* WORK INSTRUCTION *
Whatever lines the data contains, output all of them unchanged.

----------

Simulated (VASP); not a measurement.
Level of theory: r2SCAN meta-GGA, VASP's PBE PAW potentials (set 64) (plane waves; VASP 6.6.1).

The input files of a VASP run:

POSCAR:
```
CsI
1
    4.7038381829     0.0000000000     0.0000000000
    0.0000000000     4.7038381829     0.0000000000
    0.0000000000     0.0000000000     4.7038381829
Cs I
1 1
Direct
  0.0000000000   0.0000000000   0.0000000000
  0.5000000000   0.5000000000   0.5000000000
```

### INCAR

----------

* WORKED SOLUTION *
Simulated (VASP); not a measurement.
Level of theory: r2SCAN meta-GGA, VASP's PBE PAW potentials (set 64) (plane waves; VASP 6.6.1).

The input files of a VASP run:

POSCAR:
```
CsI
1
    4.7038381829     0.0000000000     0.0000000000
    0.0000000000     4.7038381829     0.0000000000
    0.0000000000     0.0000000000     4.7038381829
Cs I
1 1
Direct
  0.0000000000   0.0000000000   0.0000000000
  0.5000000000   0.5000000000   0.5000000000
```

### INCAR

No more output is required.